### REQUIREMENT
For every line in the material, print that line exactly.

### RECORD EXCERPTS
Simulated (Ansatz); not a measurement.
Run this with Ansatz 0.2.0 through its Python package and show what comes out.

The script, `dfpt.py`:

### RESPONSE AREA
Simulated (Ansatz); not a measurement.
Run this with Ansatz 0.2.0 through its Python package and show what comes out.

The script, `dfpt.py`:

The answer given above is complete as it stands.